*** RECORD EXCERPTS ***

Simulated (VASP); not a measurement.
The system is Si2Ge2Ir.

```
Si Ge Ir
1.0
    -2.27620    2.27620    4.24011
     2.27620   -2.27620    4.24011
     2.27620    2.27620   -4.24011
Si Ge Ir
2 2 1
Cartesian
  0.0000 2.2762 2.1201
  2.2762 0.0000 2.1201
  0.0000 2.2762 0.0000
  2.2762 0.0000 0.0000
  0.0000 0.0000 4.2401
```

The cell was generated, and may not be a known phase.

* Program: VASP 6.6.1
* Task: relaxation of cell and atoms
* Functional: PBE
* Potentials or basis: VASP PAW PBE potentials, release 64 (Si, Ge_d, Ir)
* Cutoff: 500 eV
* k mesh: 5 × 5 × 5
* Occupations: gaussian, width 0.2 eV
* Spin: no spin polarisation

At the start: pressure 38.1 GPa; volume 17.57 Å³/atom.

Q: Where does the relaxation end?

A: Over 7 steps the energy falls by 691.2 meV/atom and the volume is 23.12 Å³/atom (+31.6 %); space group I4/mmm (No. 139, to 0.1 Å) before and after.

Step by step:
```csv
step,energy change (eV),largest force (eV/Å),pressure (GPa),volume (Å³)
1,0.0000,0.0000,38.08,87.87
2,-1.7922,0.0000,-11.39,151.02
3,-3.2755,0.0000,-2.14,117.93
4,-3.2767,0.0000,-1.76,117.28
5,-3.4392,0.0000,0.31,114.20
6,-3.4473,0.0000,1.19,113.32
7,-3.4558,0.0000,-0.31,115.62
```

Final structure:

*** End of RECORD EXCERPTS ***

WORK INSTRUCTION.
Write out each entry exactly, and omit nothing.

WRITTEN ANSWER.
Simulated (VASP); not a measurement.
The system is Si2Ge2Ir.

```
Si Ge Ir
1.0
    -2.27620    2.27620    4.24011
     2.27620   -2.27620    4.24011
     2.27620    2.27620   -4.24011
Si Ge Ir
2 2 1
Cartesian
  0.0000 2.2762 2.1201
  2.2762 0.0000 2.1201
  0.0000 2.2762 0.0000
  2.2762 0.0000 0.0000
  0.0000 0.0000 4.2401
```

The cell was generated, and may not be a known phase.

* Program: VASP 6.6.1
* Task: relaxation of cell and atoms
* Functional: PBE
* Potentials or basis: VASP PAW PBE potentials, release 64 (Si, Ge_d, Ir)
* Cutoff: 500 eV
* k mesh: 5 × 5 × 5
* Occupations: gaussian, width 0.2 eV
* Spin: no spin polarisation

At the start: pressure 38.1 GPa; volume 17.57 Å³/atom.

Q: Where does the relaxation end?

A: Over 7 steps the energy falls by 691.2 meV/atom and the volume is 23.12 Å³/atom (+31.6 %); space group I4/mmm (No. 139, to 0.1 Å) before and after.

Step by step:
```csv
step,energy change (eV),largest force (eV/Å),pressure (GPa),volume (Å³)
1,0.0000,0.0000,38.08,87.87
2,-1.7922,0.0000,-11.39,151.02
3,-3.2755,0.0000,-2.14,117.93
4,-3.2767,0.0000,-1.76,117.28
5,-3.4392,0.0000,0.31,114.20
6,-3.4473,0.0000,1.19,113.32
7,-3.4558,0.0000,-0.31,115.62
```

Final structure:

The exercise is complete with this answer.